* **Work item**
From the first line through the last, transcribe the listing word for word.

* **Source material**
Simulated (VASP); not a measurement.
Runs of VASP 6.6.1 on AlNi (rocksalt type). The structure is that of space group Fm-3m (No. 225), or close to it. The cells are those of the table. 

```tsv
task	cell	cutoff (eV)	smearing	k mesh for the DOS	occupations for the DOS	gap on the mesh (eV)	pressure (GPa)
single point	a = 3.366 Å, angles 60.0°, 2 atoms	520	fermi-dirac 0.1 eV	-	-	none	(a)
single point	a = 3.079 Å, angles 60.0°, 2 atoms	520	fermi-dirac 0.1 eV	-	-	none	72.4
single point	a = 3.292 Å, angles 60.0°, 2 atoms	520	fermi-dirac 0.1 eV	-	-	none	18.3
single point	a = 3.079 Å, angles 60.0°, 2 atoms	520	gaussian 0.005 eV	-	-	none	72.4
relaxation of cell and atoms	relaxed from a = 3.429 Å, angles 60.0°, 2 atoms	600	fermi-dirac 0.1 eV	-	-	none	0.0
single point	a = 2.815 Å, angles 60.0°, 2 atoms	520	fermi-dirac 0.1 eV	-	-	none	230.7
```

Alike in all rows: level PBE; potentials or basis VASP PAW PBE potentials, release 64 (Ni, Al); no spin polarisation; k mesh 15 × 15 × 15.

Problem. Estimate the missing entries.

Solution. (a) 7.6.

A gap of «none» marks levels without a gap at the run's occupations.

* **Expected answer**
Simulated (VASP); not a measurement.
Runs of VASP 6.6.1 on AlNi (rocksalt type). The structure is that of space group Fm-3m (No. 225), or close to it. The cells are those of the table. 

```tsv
task	cell	cutoff (eV)	smearing	k mesh for the DOS	occupations for the DOS	gap on the mesh (eV)	pressure (GPa)
single point	a = 3.366 Å, angles 60.0°, 2 atoms	520	fermi-dirac 0.1 eV	-	-	none	(a)
single point	a = 3.079 Å, angles 60.0°, 2 atoms	520	fermi-dirac 0.1 eV	-	-	none	72.4
single point	a = 3.292 Å, angles 60.0°, 2 atoms	520	fermi-dirac 0.1 eV	-	-	none	18.3
single point	a = 3.079 Å, angles 60.0°, 2 atoms	520	gaussian 0.005 eV	-	-	none	72.4
relaxation of cell and atoms	relaxed from a = 3.429 Å, angles 60.0°, 2 atoms	600	fermi-dirac 0.1 eV	-	-	none	0.0
single point	a = 2.815 Å, angles 60.0°, 2 atoms	520	fermi-dirac 0.1 eV	-	-	none	230.7
```

Alike in all rows: level PBE; potentials or basis VASP PAW PBE potentials, release 64 (Ni, Al); no spin polarisation; k mesh 15 × 15 × 15.

Problem. Estimate the missing entries.

Solution. (a) 7.6.

A gap of «none» marks levels without a gap at the run's occupations.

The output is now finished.